→ EXERCISE DATA
.....

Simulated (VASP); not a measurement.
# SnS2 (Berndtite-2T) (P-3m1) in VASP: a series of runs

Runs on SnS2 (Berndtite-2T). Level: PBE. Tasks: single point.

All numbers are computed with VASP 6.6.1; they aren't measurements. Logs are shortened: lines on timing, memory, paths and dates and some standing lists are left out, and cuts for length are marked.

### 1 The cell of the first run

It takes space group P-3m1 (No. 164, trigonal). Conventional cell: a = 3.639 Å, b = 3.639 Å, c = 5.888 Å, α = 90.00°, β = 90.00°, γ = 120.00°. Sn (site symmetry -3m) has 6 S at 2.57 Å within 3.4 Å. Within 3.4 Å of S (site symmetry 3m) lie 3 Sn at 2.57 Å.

.....

→ ASSIGNMENT
Retype the material above, character for character.

→ SOLUTION
Simulated (VASP); not a measurement.
# SnS2 (Berndtite-2T) (P-3m1) in VASP: a series of runs

Runs on SnS2 (Berndtite-2T). Level: PBE. Tasks: single point.

All numbers are computed with VASP 6.6.1; they aren't measurements. Logs are shortened: lines on timing, memory, paths and dates and some standing lists are left out, and cuts for length are marked.

### 1 The cell of the first run

It takes space group P-3m1 (No. 164, trigonal). Conventional cell: a = 3.639 Å, b = 3.639 Å, c = 5.888 Å, α = 90.00°, β = 90.00°, γ = 120.00°. Sn (site symmetry -3m) has 6 S at 2.57 Å within 3.4 Å. Within 3.4 Å of S (site symmetry 3m) lie 3 Sn at 2.57 Å.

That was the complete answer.